**Work order**
The entries below should be written out again exactly as they stand.

── Available data

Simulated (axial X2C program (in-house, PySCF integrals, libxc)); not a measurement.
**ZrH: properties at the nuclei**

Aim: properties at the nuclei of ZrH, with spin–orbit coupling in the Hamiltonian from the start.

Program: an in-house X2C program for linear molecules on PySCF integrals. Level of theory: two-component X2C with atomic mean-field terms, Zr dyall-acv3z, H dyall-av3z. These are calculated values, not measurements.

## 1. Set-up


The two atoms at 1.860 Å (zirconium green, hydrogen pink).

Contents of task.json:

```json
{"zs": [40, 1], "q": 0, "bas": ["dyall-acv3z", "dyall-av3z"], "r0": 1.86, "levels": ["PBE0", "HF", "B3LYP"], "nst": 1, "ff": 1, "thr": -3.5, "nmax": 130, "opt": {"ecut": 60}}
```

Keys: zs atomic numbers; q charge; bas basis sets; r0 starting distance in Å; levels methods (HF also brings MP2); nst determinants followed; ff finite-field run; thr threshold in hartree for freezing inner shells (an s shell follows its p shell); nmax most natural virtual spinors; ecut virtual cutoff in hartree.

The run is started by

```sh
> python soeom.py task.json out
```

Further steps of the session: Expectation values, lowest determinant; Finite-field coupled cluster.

────

**Task solution**
Simulated (axial X2C program (in-house, PySCF integrals, libxc)); not a measurement.
**ZrH: properties at the nuclei**

Aim: properties at the nuclei of ZrH, with spin–orbit coupling in the Hamiltonian from the start.

Program: an in-house X2C program for linear molecules on PySCF integrals. Level of theory: two-component X2C with atomic mean-field terms, Zr dyall-acv3z, H dyall-av3z. These are calculated values, not measurements.

## 1. Set-up


The two atoms at 1.860 Å (zirconium green, hydrogen pink).

Contents of task.json:

```json
{"zs": [40, 1], "q": 0, "bas": ["dyall-acv3z", "dyall-av3z"], "r0": 1.86, "levels": ["PBE0", "HF", "B3LYP"], "nst": 1, "ff": 1, "thr": -3.5, "nmax": 130, "opt": {"ecut": 60}}
```

Keys: zs atomic numbers; q charge; bas basis sets; r0 starting distance in Å; levels methods (HF also brings MP2); nst determinants followed; ff finite-field run; thr threshold in hartree for freezing inner shells (an s shell follows its p shell); nmax most natural virtual spinors; ecut virtual cutoff in hartree.

The run is started by

```sh
> python soeom.py task.json out
```

Further steps of the session: Expectation values, lowest determinant; Finite-field coupled cluster.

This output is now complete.